◆ **Required action**
What do the lines say, reproduced word for word, from the first of the entries below through the line bearing "s), D (190 s)."?

::::

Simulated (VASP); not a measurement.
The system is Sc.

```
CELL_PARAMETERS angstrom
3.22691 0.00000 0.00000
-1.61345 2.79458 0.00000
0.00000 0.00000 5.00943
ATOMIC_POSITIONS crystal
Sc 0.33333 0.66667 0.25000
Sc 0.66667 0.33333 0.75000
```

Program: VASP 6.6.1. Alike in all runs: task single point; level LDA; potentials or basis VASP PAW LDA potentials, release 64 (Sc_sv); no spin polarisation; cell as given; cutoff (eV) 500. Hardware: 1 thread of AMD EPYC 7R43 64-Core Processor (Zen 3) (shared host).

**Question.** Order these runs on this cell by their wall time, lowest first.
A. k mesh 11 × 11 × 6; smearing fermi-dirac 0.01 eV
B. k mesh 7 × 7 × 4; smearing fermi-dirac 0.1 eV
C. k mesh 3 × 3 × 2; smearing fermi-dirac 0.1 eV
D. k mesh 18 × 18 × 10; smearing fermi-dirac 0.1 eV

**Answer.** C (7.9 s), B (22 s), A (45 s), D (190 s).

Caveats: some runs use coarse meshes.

::::

◆ **Exercise solution**
Simulated (VASP); not a measurement.
The system is Sc.

```
CELL_PARAMETERS angstrom
3.22691 0.00000 0.00000
-1.61345 2.79458 0.00000
0.00000 0.00000 5.00943
ATOMIC_POSITIONS crystal
Sc 0.33333 0.66667 0.25000
Sc 0.66667 0.33333 0.75000
```

Program: VASP 6.6.1. Alike in all runs: task single point; level LDA; potentials or basis VASP PAW LDA potentials, release 64 (Sc_sv); no spin polarisation; cell as given; cutoff (eV) 500. Hardware: 1 thread of AMD EPYC 7R43 64-Core Processor (Zen 3) (shared host).

**Question.** Order these runs on this cell by their wall time, lowest first.
A. k mesh 11 × 11 × 6; smearing fermi-dirac 0.01 eV
B. k mesh 7 × 7 × 4; smearing fermi-dirac 0.1 eV
C. k mesh 3 × 3 × 2; smearing fermi-dirac 0.1 eV
D. k mesh 18 × 18 × 10; smearing fermi-dirac 0.1 eV

**Answer.** C (7.9 s), B (22 s), A (45 s), D (190 s).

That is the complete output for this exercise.